SUPPLIED INFORMATION:
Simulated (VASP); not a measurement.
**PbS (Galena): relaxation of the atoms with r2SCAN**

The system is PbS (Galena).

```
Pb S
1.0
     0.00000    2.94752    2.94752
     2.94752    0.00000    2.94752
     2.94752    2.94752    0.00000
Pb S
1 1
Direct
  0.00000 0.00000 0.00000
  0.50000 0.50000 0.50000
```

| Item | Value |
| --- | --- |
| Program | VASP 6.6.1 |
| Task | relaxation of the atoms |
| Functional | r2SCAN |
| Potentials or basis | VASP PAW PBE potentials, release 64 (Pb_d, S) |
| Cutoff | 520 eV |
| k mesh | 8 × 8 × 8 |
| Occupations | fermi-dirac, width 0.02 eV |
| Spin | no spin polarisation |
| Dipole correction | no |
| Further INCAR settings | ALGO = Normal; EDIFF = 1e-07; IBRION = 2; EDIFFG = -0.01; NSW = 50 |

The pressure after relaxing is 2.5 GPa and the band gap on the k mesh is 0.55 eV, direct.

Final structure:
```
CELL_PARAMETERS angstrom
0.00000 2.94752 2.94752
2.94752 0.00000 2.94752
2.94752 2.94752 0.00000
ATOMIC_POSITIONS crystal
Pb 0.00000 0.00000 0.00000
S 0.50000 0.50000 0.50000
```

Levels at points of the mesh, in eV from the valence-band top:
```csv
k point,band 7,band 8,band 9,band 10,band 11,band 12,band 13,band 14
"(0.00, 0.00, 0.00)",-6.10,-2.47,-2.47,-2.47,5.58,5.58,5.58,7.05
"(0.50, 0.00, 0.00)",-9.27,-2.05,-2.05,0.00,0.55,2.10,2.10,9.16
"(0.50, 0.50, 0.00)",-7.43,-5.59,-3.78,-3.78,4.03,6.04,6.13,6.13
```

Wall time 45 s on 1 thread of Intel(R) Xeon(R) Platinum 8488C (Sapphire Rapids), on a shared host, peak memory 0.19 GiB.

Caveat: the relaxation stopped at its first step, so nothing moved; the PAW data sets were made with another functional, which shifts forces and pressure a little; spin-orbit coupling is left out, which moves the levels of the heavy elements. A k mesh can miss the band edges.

ACTION ITEM:
Your output should consist solely of the lines from the beginning of the entries through the line containing "Functional | r2SCAN |", reproduced exactly.

ANSWER BOX:
Simulated (VASP); not a measurement.
**PbS (Galena): relaxation of the atoms with r2SCAN**

The system is PbS (Galena).

```
Pb S
1.0
     0.00000    2.94752    2.94752
     2.94752    0.00000    2.94752
     2.94752    2.94752    0.00000
Pb S
1 1
Direct
  0.00000 0.00000 0.00000
  0.50000 0.50000 0.50000
```

| Item | Value |
| --- | --- |
| Program | VASP 6.6.1 |
| Task | relaxation of the atoms |
| Functional | r2SCAN |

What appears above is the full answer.